**Dataset excerpts:**
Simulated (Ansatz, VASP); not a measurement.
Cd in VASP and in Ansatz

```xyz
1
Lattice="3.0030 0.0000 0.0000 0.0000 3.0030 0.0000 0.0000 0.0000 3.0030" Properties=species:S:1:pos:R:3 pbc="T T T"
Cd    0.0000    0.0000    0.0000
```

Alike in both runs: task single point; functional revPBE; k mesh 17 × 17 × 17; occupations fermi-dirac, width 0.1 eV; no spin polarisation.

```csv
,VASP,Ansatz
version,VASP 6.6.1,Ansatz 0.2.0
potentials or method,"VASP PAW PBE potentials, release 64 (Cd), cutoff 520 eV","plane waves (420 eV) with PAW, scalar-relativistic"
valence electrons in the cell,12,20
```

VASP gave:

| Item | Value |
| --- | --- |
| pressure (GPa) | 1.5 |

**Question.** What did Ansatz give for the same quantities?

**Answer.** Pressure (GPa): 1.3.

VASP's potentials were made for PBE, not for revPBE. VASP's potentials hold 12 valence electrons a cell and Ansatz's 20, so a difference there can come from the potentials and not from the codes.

**Required action:**
Word for word, reproduce the listing from its first line through the line that has "Pressure (GPa): 1.3." in it, and go no further.

**Written solution:**
Simulated (Ansatz, VASP); not a measurement.
Cd in VASP and in Ansatz

```xyz
1
Lattice="3.0030 0.0000 0.0000 0.0000 3.0030 0.0000 0.0000 0.0000 3.0030" Properties=species:S:1:pos:R:3 pbc="T T T"
Cd    0.0000    0.0000    0.0000
```

Alike in both runs: task single point; functional revPBE; k mesh 17 × 17 × 17; occupations fermi-dirac, width 0.1 eV; no spin polarisation.

```csv
,VASP,Ansatz
version,VASP 6.6.1,Ansatz 0.2.0
potentials or method,"VASP PAW PBE potentials, release 64 (Cd), cutoff 520 eV","plane waves (420 eV) with PAW, scalar-relativistic"
valence electrons in the cell,12,20
```

VASP gave:

| Item | Value |
| --- | --- |
| pressure (GPa) | 1.5 |

**Question.** What did Ansatz give for the same quantities?

**Answer.** Pressure (GPa): 1.3.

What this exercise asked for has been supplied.